Brief =
The listing below is to be reproduced in full, character for character.

Data supplied =
● ● ●

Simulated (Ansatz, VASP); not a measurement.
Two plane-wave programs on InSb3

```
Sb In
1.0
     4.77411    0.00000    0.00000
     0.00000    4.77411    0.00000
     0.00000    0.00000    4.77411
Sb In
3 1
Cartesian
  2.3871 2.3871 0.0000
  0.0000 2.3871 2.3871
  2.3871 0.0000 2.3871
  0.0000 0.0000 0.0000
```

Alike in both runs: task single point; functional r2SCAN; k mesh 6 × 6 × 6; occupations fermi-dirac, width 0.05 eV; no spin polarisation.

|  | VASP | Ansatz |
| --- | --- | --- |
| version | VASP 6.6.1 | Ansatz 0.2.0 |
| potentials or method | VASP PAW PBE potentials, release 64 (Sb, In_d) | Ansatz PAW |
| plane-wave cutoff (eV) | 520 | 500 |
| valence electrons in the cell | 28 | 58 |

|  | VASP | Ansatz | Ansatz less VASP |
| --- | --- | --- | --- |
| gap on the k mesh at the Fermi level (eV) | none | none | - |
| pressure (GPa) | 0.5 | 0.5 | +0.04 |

● ● ●

Answer space =
Simulated (Ansatz, VASP); not a measurement.
Two plane-wave programs on InSb3

```
Sb In
1.0
     4.77411    0.00000    0.00000
     0.00000    4.77411    0.00000
     0.00000    0.00000    4.77411
Sb In
3 1
Cartesian
  2.3871 2.3871 0.0000
  0.0000 2.3871 2.3871
  2.3871 0.0000 2.3871
  0.0000 0.0000 0.0000
```

Alike in both runs: task single point; functional r2SCAN; k mesh 6 × 6 × 6; occupations fermi-dirac, width 0.05 eV; no spin polarisation.

|  | VASP | Ansatz |
| --- | --- | --- |
| version | VASP 6.6.1 | Ansatz 0.2.0 |
| potentials or method | VASP PAW PBE potentials, release 64 (Sb, In_d) | Ansatz PAW |
| plane-wave cutoff (eV) | 520 | 500 |
| valence electrons in the cell | 28 | 58 |

|  | VASP | Ansatz | Ansatz less VASP |
| --- | --- | --- | --- |
| gap on the k mesh at the Fermi level (eV) | none | none | - |
| pressure (GPa) | 0.5 | 0.5 | +0.04 |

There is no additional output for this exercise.